> _ASSIGNMENT_:
Produce a word-for-word copy of the data below.

> _DATASET RECORDS_:
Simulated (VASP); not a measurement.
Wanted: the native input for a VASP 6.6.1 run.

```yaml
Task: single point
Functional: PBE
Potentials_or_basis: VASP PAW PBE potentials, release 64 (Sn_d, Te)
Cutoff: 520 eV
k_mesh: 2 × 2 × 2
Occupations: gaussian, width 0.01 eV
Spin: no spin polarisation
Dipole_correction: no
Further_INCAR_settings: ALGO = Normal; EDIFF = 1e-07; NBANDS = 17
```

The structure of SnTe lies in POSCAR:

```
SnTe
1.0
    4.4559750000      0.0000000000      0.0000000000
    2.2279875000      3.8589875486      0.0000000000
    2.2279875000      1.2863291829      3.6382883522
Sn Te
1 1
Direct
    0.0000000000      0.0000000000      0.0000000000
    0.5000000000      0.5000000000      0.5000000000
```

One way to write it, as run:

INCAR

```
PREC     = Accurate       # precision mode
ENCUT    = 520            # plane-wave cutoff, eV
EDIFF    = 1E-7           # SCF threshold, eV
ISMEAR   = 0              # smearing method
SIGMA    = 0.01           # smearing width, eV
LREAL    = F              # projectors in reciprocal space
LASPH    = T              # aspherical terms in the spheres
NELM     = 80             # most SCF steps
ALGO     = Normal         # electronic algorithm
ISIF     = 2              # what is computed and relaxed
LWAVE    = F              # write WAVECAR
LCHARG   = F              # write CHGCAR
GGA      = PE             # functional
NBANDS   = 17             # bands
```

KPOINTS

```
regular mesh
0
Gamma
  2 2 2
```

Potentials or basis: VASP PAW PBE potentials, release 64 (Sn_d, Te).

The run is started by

> _ANSWER SPACE_:
Simulated (VASP); not a measurement.
Wanted: the native input for a VASP 6.6.1 run.

```yaml
Task: single point
Functional: PBE
Potentials_or_basis: VASP PAW PBE potentials, release 64 (Sn_d, Te)
Cutoff: 520 eV
k_mesh: 2 × 2 × 2
Occupations: gaussian, width 0.01 eV
Spin: no spin polarisation
Dipole_correction: no
Further_INCAR_settings: ALGO = Normal; EDIFF = 1e-07; NBANDS = 17
```

The structure of SnTe lies in POSCAR:

```
SnTe
1.0
    4.4559750000      0.0000000000      0.0000000000
    2.2279875000      3.8589875486      0.0000000000
    2.2279875000      1.2863291829      3.6382883522
Sn Te
1 1
Direct
    0.0000000000      0.0000000000      0.0000000000
    0.5000000000      0.5000000000      0.5000000000
```

One way to write it, as run:

INCAR

```
PREC     = Accurate       # precision mode
ENCUT    = 520            # plane-wave cutoff, eV
EDIFF    = 1E-7           # SCF threshold, eV
ISMEAR   = 0              # smearing method
SIGMA    = 0.01           # smearing width, eV
LREAL    = F              # projectors in reciprocal space
LASPH    = T              # aspherical terms in the spheres
NELM     = 80             # most SCF steps
ALGO     = Normal         # electronic algorithm
ISIF     = 2              # what is computed and relaxed
LWAVE    = F              # write WAVECAR
LCHARG   = F              # write CHGCAR
GGA      = PE             # functional
NBANDS   = 17             # bands
```

KPOINTS

```
regular mesh
0
Gamma
  2 2 2
```

Potentials or basis: VASP PAW PBE potentials, release 64 (Sn_d, Te).

The run is started by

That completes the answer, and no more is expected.